Brief:
Each line from the start of the data below through the one containing "Which curve belongs" must be reproduced exactly.

BEGIN Entries supplied

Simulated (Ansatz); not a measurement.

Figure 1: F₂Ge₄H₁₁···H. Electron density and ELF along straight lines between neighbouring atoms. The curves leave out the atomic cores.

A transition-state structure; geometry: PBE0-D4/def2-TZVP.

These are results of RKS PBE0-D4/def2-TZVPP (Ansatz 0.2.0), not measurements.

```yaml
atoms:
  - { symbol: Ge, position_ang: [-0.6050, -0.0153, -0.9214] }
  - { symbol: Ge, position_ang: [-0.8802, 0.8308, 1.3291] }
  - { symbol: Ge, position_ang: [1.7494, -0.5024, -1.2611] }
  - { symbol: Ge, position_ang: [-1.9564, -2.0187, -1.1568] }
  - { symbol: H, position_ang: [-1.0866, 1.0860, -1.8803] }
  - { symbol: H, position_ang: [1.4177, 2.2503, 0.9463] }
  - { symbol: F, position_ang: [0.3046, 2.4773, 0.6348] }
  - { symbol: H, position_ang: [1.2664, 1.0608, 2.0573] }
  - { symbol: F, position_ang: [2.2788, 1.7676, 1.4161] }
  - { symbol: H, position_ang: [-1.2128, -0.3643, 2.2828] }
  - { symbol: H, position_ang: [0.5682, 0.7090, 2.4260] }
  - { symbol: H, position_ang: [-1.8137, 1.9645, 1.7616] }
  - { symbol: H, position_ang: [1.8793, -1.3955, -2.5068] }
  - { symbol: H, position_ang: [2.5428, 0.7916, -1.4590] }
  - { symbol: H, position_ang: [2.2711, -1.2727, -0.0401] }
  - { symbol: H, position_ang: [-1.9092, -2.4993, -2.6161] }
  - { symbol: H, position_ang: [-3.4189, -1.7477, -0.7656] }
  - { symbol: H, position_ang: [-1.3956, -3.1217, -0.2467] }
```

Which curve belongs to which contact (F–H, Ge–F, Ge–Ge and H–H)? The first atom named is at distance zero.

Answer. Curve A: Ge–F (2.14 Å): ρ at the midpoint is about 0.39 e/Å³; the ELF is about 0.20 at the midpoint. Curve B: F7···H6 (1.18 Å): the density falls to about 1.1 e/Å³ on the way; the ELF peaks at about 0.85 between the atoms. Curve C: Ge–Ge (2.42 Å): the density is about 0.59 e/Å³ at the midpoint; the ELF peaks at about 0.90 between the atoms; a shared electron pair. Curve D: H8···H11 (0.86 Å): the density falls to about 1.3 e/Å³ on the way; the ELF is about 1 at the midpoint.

END Entries supplied

Task solution:
Simulated (Ansatz); not a measurement.

Figure 1: F₂Ge₄H₁₁···H. Electron density and ELF along straight lines between neighbouring atoms. The curves leave out the atomic cores.

A transition-state structure; geometry: PBE0-D4/def2-TZVP.

These are results of RKS PBE0-D4/def2-TZVPP (Ansatz 0.2.0), not measurements.

```yaml
atoms:
  - { symbol: Ge, position_ang: [-0.6050, -0.0153, -0.9214] }
  - { symbol: Ge, position_ang: [-0.8802, 0.8308, 1.3291] }
  - { symbol: Ge, position_ang: [1.7494, -0.5024, -1.2611] }
  - { symbol: Ge, position_ang: [-1.9564, -2.0187, -1.1568] }
  - { symbol: H, position_ang: [-1.0866, 1.0860, -1.8803] }
  - { symbol: H, position_ang: [1.4177, 2.2503, 0.9463] }
  - { symbol: F, position_ang: [0.3046, 2.4773, 0.6348] }
  - { symbol: H, position_ang: [1.2664, 1.0608, 2.0573] }
  - { symbol: F, position_ang: [2.2788, 1.7676, 1.4161] }
  - { symbol: H, position_ang: [-1.2128, -0.3643, 2.2828] }
  - { symbol: H, position_ang: [0.5682, 0.7090, 2.4260] }
  - { symbol: H, position_ang: [-1.8137, 1.9645, 1.7616] }
  - { symbol: H, position_ang: [1.8793, -1.3955, -2.5068] }
  - { symbol: H, position_ang: [2.5428, 0.7916, -1.4590] }
  - { symbol: H, position_ang: [2.2711, -1.2727, -0.0401] }
  - { symbol: H, position_ang: [-1.9092, -2.4993, -2.6161] }
  - { symbol: H, position_ang: [-3.4189, -1.7477, -0.7656] }
  - { symbol: H, position_ang: [-1.3956, -3.1217, -0.2467] }
```

Which curve belongs to which contact (F–H, Ge–F, Ge–Ge and H–H)? The first atom named is at distance zero.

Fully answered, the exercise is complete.